▸ **Brief**: With no omissions, write out every record given below.

▸ **Provided data**:
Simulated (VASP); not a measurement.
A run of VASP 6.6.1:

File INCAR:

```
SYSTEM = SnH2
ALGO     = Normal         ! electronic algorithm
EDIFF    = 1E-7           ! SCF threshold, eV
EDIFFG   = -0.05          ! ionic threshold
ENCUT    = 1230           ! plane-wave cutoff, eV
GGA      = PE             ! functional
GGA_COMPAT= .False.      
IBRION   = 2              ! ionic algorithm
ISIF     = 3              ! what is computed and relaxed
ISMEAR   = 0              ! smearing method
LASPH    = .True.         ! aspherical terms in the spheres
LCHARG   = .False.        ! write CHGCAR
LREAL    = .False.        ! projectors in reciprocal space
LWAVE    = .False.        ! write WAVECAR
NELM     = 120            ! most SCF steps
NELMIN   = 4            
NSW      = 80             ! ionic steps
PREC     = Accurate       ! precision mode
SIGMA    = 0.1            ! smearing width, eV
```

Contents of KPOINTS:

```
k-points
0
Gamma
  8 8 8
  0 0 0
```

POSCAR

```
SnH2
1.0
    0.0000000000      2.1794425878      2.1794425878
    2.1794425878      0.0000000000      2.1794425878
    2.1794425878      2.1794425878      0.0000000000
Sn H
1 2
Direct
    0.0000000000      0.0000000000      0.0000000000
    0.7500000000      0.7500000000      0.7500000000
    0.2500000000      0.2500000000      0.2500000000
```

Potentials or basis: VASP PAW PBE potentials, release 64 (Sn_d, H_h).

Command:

▸ **Solution**:
Simulated (VASP); not a measurement.
A run of VASP 6.6.1:

File INCAR:

```
SYSTEM = SnH2
ALGO     = Normal         ! electronic algorithm
EDIFF    = 1E-7           ! SCF threshold, eV
EDIFFG   = -0.05          ! ionic threshold
ENCUT    = 1230           ! plane-wave cutoff, eV
GGA      = PE             ! functional
GGA_COMPAT= .False.      
IBRION   = 2              ! ionic algorithm
ISIF     = 3              ! what is computed and relaxed
ISMEAR   = 0              ! smearing method
LASPH    = .True.         ! aspherical terms in the spheres
LCHARG   = .False.        ! write CHGCAR
LREAL    = .False.        ! projectors in reciprocal space
LWAVE    = .False.        ! write WAVECAR
NELM     = 120            ! most SCF steps
NELMIN   = 4            
NSW      = 80             ! ionic steps
PREC     = Accurate       ! precision mode
SIGMA    = 0.1            ! smearing width, eV
```

Contents of KPOINTS:

```
k-points
0
Gamma
  8 8 8
  0 0 0
```

POSCAR

```
SnH2
1.0
    0.0000000000      2.1794425878      2.1794425878
    2.1794425878      0.0000000000      2.1794425878
    2.1794425878      2.1794425878      0.0000000000
Sn H
1 2
Direct
    0.0000000000      0.0000000000      0.0000000000
    0.7500000000      0.7500000000      0.7500000000
    0.2500000000      0.2500000000      0.2500000000
```

Potentials or basis: VASP PAW PBE potentials, release 64 (Sn_d, H_h).

Command:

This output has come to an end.